▶ **THE DATA**
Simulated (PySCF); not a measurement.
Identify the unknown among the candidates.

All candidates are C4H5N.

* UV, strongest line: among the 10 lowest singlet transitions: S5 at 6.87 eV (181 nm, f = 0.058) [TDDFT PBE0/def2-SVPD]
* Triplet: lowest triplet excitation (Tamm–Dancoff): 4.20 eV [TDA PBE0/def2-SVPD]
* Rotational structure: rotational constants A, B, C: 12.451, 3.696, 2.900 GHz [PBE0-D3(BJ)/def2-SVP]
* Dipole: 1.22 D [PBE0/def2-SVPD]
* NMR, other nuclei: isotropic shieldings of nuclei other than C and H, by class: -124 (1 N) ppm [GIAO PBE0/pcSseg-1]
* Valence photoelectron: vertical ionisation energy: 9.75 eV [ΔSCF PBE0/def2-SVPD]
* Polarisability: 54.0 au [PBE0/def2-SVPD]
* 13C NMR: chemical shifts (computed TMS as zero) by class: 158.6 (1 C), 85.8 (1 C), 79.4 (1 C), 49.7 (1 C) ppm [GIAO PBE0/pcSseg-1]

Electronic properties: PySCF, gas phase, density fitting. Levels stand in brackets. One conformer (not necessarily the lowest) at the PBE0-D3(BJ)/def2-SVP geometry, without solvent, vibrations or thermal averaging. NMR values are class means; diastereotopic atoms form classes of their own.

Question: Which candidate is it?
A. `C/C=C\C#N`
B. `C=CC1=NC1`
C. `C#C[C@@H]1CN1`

▶ **TASK ITEM**
Extract exactly and only the lines above from the line containing "0.058) [TDDFT PBE0/def2-SVPD]" through the line containing "N) ppm [GIAO PBE0/pcSseg-1]", both end lines included.

▶ **TASK RESULT**
* UV, strongest line: among the 10 lowest singlet transitions: S5 at 6.87 eV (181 nm, f = 0.058) [TDDFT PBE0/def2-SVPD]
* Triplet: lowest triplet excitation (Tamm–Dancoff): 4.20 eV [TDA PBE0/def2-SVPD]
* Rotational structure: rotational constants A, B, C: 12.451, 3.696, 2.900 GHz [PBE0-D3(BJ)/def2-SVP]
* Dipole: 1.22 D [PBE0/def2-SVPD]
* NMR, other nuclei: isotropic shieldings of nuclei other than C and H, by class: -124 (1 N) ppm [GIAO PBE0/pcSseg-1]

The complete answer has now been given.